=======

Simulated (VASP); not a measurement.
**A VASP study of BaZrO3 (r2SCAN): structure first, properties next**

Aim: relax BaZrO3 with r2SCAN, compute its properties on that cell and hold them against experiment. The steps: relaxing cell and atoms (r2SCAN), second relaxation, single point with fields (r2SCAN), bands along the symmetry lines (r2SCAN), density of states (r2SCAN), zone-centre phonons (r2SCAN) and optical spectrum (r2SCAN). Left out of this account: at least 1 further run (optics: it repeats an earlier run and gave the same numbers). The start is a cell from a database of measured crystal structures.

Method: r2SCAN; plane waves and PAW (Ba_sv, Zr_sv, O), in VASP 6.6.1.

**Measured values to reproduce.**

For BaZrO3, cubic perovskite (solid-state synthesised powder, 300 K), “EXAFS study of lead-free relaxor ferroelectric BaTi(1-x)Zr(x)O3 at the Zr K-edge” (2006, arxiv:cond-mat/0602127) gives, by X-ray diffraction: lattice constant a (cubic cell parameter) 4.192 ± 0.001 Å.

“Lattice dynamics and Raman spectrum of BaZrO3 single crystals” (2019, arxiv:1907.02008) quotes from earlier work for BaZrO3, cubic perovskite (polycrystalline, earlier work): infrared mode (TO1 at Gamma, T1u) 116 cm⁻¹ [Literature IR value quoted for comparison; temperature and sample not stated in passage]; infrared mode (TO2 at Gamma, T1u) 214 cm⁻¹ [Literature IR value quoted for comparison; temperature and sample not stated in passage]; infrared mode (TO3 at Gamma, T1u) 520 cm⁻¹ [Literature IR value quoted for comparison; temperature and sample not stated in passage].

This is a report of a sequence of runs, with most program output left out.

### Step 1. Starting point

=======

▶ _Action item_
Pull out each record as written and restate it exactly.

▶ _Solution_
Simulated (VASP); not a measurement.
**A VASP study of BaZrO3 (r2SCAN): structure first, properties next**

Aim: relax BaZrO3 with r2SCAN, compute its properties on that cell and hold them against experiment. The steps: relaxing cell and atoms (r2SCAN), second relaxation, single point with fields (r2SCAN), bands along the symmetry lines (r2SCAN), density of states (r2SCAN), zone-centre phonons (r2SCAN) and optical spectrum (r2SCAN). Left out of this account: at least 1 further run (optics: it repeats an earlier run and gave the same numbers). The start is a cell from a database of measured crystal structures.

Method: r2SCAN; plane waves and PAW (Ba_sv, Zr_sv, O), in VASP 6.6.1.

**Measured values to reproduce.**

For BaZrO3, cubic perovskite (solid-state synthesised powder, 300 K), “EXAFS study of lead-free relaxor ferroelectric BaTi(1-x)Zr(x)O3 at the Zr K-edge” (2006, arxiv:cond-mat/0602127) gives, by X-ray diffraction: lattice constant a (cubic cell parameter) 4.192 ± 0.001 Å.

“Lattice dynamics and Raman spectrum of BaZrO3 single crystals” (2019, arxiv:1907.02008) quotes from earlier work for BaZrO3, cubic perovskite (polycrystalline, earlier work): infrared mode (TO1 at Gamma, T1u) 116 cm⁻¹ [Literature IR value quoted for comparison; temperature and sample not stated in passage]; infrared mode (TO2 at Gamma, T1u) 214 cm⁻¹ [Literature IR value quoted for comparison; temperature and sample not stated in passage]; infrared mode (TO3 at Gamma, T1u) 520 cm⁻¹ [Literature IR value quoted for comparison; temperature and sample not stated in passage].

This is a report of a sequence of runs, with most program output left out.

### Step 1. Starting point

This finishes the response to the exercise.